**RECORD EXTRACTS:**
-------------------------
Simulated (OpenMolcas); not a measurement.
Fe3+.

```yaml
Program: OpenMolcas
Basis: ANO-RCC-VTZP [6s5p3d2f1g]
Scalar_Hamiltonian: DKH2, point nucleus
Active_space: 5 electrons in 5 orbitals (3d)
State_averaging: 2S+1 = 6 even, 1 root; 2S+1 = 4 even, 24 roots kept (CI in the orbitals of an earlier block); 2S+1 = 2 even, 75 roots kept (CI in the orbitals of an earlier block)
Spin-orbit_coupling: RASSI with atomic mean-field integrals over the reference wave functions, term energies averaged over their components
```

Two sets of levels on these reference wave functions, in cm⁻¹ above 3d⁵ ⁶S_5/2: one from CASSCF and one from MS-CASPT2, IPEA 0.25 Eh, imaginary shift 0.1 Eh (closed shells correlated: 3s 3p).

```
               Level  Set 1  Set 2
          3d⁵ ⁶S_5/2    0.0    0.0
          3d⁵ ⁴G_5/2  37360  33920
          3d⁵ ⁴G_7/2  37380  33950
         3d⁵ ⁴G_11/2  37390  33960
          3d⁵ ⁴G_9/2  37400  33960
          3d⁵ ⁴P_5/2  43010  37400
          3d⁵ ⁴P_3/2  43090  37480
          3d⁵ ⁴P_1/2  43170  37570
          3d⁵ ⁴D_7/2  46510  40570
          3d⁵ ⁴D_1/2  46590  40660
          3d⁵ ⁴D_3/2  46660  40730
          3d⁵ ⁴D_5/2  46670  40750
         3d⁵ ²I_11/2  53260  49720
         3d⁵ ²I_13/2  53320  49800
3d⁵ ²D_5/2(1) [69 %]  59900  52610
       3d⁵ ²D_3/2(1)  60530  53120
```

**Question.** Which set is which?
-------------------------

**BRIEF:** Reproduce the entries exactly, but only from their first line to the line holding "Two sets of", with that last line kept.

**REPLY:**
Simulated (OpenMolcas); not a measurement.
Fe3+.

```yaml
Program: OpenMolcas
Basis: ANO-RCC-VTZP [6s5p3d2f1g]
Scalar_Hamiltonian: DKH2, point nucleus
Active_space: 5 electrons in 5 orbitals (3d)
State_averaging: 2S+1 = 6 even, 1 root; 2S+1 = 4 even, 24 roots kept (CI in the orbitals of an earlier block); 2S+1 = 2 even, 75 roots kept (CI in the orbitals of an earlier block)
Spin-orbit_coupling: RASSI with atomic mean-field integrals over the reference wave functions, term energies averaged over their components
```

Two sets of levels on these reference wave functions, in cm⁻¹ above 3d⁵ ⁶S_5/2: one from CASSCF and one from MS-CASPT2, IPEA 0.25 Eh, imaginary shift 0.1 Eh (closed shells correlated: 3s 3p).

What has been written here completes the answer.